** REQUIRED ACTION **
Your answer must be an exact copy of every record below.

** ENTRIES SUPPLIED **
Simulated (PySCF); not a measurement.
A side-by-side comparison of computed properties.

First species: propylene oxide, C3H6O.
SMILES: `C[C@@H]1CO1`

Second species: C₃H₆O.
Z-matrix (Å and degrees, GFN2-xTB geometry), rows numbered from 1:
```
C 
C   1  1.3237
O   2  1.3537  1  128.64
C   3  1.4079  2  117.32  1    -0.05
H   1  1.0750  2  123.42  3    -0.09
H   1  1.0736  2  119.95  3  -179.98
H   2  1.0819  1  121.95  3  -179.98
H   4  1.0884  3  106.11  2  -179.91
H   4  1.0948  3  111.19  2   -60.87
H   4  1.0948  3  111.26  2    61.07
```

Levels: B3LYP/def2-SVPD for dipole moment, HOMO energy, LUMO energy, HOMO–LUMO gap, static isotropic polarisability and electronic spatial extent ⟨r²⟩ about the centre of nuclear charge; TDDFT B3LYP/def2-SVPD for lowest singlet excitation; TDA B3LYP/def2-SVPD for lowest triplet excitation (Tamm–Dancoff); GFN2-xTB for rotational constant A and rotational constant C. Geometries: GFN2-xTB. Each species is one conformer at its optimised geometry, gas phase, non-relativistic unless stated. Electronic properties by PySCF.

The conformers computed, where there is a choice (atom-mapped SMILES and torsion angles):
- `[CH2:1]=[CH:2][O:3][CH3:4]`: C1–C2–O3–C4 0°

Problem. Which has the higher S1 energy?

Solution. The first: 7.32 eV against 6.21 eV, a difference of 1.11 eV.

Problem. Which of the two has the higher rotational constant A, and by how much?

** YOUR RESPONSE **
Simulated (PySCF); not a measurement.
A side-by-side comparison of computed properties.

First species: propylene oxide, C3H6O.
SMILES: `C[C@@H]1CO1`

Second species: C₃H₆O.
Z-matrix (Å and degrees, GFN2-xTB geometry), rows numbered from 1:
```
C 
C   1  1.3237
O   2  1.3537  1  128.64
C   3  1.4079  2  117.32  1    -0.05
H   1  1.0750  2  123.42  3    -0.09
H   1  1.0736  2  119.95  3  -179.98
H   2  1.0819  1  121.95  3  -179.98
H   4  1.0884  3  106.11  2  -179.91
H   4  1.0948  3  111.19  2   -60.87
H   4  1.0948  3  111.26  2    61.07
```

Levels: B3LYP/def2-SVPD for dipole moment, HOMO energy, LUMO energy, HOMO–LUMO gap, static isotropic polarisability and electronic spatial extent ⟨r²⟩ about the centre of nuclear charge; TDDFT B3LYP/def2-SVPD for lowest singlet excitation; TDA B3LYP/def2-SVPD for lowest triplet excitation (Tamm–Dancoff); GFN2-xTB for rotational constant A and rotational constant C. Geometries: GFN2-xTB. Each species is one conformer at its optimised geometry, gas phase, non-relativistic unless stated. Electronic properties by PySCF.

The conformers computed, where there is a choice (atom-mapped SMILES and torsion angles):
- `[CH2:1]=[CH:2][O:3][CH3:4]`: C1–C2–O3–C4 0°

Problem. Which has the higher S1 energy?

Solution. The first: 7.32 eV against 6.21 eV, a difference of 1.11 eV.

Problem. Which of the two has the higher rotational constant A, and by how much?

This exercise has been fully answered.